Requirement
The entries below must be copied exactly as they are.

Raw data
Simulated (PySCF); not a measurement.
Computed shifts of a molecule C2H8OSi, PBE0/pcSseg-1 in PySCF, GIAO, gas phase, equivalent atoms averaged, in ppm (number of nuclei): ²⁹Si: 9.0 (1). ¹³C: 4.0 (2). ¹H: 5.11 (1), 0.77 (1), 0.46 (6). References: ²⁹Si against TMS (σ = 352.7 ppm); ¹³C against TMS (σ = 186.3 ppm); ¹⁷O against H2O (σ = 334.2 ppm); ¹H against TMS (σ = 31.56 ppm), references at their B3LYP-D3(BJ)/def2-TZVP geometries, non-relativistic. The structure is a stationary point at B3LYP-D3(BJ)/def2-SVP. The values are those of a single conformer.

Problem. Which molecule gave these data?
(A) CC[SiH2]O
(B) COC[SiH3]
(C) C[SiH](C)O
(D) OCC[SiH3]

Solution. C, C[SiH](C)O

Written response
Simulated (PySCF); not a measurement.
Computed shifts of a molecule C2H8OSi, PBE0/pcSseg-1 in PySCF, GIAO, gas phase, equivalent atoms averaged, in ppm (number of nuclei): ²⁹Si: 9.0 (1). ¹³C: 4.0 (2). ¹H: 5.11 (1), 0.77 (1), 0.46 (6). References: ²⁹Si against TMS (σ = 352.7 ppm); ¹³C against TMS (σ = 186.3 ppm); ¹⁷O against H2O (σ = 334.2 ppm); ¹H against TMS (σ = 31.56 ppm), references at their B3LYP-D3(BJ)/def2-TZVP geometries, non-relativistic. The structure is a stationary point at B3LYP-D3(BJ)/def2-SVP. The values are those of a single conformer.

Problem. Which molecule gave these data?
(A) CC[SiH2]O
(B) COC[SiH3]
(C) C[SiH](C)O
(D) OCC[SiH3]

Solution. C, C[SiH](C)O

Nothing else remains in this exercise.